* WORK TASK
Below are records; quote them exactly from the first line through the line that contains "How does a plane-wave".

* DATA TO EXAMINE
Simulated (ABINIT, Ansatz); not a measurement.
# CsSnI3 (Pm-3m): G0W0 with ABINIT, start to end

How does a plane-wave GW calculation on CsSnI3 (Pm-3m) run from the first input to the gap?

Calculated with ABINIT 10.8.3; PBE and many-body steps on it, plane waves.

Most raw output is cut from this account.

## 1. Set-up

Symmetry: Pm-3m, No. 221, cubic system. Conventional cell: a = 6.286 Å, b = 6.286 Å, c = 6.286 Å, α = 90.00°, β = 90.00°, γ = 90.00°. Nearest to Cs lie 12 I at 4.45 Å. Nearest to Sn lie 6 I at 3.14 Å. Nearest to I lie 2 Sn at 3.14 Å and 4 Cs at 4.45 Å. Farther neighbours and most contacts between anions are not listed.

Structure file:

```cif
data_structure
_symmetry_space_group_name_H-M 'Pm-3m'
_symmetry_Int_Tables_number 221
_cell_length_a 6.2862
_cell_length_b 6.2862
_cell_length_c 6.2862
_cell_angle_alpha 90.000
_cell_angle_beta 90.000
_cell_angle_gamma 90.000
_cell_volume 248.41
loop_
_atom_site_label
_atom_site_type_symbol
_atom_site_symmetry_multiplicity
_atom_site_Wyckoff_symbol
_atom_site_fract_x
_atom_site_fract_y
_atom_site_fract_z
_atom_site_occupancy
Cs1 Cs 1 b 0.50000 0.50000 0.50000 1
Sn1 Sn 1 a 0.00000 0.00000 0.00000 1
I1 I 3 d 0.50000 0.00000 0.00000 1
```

* RESULT
Simulated (ABINIT, Ansatz); not a measurement.
# CsSnI3 (Pm-3m): G0W0 with ABINIT, start to end

How does a plane-wave GW calculation on CsSnI3 (Pm-3m) run from the first input to the gap?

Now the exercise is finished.